————

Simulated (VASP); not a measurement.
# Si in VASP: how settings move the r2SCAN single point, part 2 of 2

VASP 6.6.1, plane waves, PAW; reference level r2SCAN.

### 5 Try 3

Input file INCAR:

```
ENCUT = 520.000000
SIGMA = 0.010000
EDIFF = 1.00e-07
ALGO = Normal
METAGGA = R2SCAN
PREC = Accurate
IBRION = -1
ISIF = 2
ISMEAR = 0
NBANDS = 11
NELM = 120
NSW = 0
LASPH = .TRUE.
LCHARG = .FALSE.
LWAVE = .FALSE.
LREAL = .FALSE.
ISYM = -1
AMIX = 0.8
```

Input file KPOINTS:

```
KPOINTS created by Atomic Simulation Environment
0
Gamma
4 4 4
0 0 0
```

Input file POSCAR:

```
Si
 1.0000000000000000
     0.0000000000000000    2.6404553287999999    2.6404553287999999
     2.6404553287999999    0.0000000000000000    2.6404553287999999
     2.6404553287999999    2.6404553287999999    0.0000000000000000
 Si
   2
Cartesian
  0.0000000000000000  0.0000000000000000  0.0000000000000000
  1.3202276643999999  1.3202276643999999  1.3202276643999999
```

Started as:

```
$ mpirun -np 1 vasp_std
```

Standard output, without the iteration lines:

————

WORK REQUEST
An identical copy of the preceding records should be returned.

EXERCISE OUTPUT
Simulated (VASP); not a measurement.
# Si in VASP: how settings move the r2SCAN single point, part 2 of 2

VASP 6.6.1, plane waves, PAW; reference level r2SCAN.

### 5 Try 3

Input file INCAR:

```
ENCUT = 520.000000
SIGMA = 0.010000
EDIFF = 1.00e-07
ALGO = Normal
METAGGA = R2SCAN
PREC = Accurate
IBRION = -1
ISIF = 2
ISMEAR = 0
NBANDS = 11
NELM = 120
NSW = 0
LASPH = .TRUE.
LCHARG = .FALSE.
LWAVE = .FALSE.
LREAL = .FALSE.
ISYM = -1
AMIX = 0.8
```

Input file KPOINTS:

```
KPOINTS created by Atomic Simulation Environment
0
Gamma
4 4 4
0 0 0
```

Input file POSCAR:

```
Si
 1.0000000000000000
     0.0000000000000000    2.6404553287999999    2.6404553287999999
     2.6404553287999999    0.0000000000000000    2.6404553287999999
     2.6404553287999999    2.6404553287999999    0.0000000000000000
 Si
   2
Cartesian
  0.0000000000000000  0.0000000000000000  0.0000000000000000
  1.3202276643999999  1.3202276643999999  1.3202276643999999
```

Started as:

```
$ mpirun -np 1 vasp_std
```

Standard output, without the iteration lines:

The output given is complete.